ASSIGNED TASK ▸
What do the lines from the top of the data through the line with "Q: Where does the relaxation end?" say? Quote them exactly and include both ends.

━━━━━━

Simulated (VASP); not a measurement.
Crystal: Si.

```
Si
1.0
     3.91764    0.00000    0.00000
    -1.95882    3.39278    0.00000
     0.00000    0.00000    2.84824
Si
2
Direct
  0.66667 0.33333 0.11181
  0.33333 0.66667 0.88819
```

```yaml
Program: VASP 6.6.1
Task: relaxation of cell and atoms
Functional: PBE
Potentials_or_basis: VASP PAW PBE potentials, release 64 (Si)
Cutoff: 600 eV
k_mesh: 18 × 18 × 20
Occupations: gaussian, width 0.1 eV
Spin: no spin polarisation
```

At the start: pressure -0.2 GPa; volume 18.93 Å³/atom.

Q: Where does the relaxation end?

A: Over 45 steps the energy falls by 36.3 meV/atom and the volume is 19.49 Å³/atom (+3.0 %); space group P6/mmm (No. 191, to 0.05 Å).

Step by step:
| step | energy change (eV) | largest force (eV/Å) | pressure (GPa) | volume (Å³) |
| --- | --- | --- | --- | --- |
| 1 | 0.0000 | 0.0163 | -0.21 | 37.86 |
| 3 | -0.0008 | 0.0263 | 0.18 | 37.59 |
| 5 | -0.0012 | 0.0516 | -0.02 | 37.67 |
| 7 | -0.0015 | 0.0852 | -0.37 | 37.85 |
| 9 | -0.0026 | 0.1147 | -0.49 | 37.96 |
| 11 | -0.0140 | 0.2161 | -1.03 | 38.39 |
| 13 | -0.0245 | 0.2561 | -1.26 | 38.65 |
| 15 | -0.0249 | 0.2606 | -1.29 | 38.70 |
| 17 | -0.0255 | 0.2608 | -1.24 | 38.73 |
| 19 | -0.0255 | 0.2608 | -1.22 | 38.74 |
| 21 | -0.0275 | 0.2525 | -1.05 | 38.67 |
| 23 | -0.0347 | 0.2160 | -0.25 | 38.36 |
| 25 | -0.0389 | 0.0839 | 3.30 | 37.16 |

━━━━━━

RESULT ▸
Simulated (VASP); not a measurement.
Crystal: Si.

```
Si
1.0
     3.91764    0.00000    0.00000
    -1.95882    3.39278    0.00000
     0.00000    0.00000    2.84824
Si
2
Direct
  0.66667 0.33333 0.11181
  0.33333 0.66667 0.88819
```

```yaml
Program: VASP 6.6.1
Task: relaxation of cell and atoms
Functional: PBE
Potentials_or_basis: VASP PAW PBE potentials, release 64 (Si)
Cutoff: 600 eV
k_mesh: 18 × 18 × 20
Occupations: gaussian, width 0.1 eV
Spin: no spin polarisation
```

At the start: pressure -0.2 GPa; volume 18.93 Å³/atom.

Q: Where does the relaxation end?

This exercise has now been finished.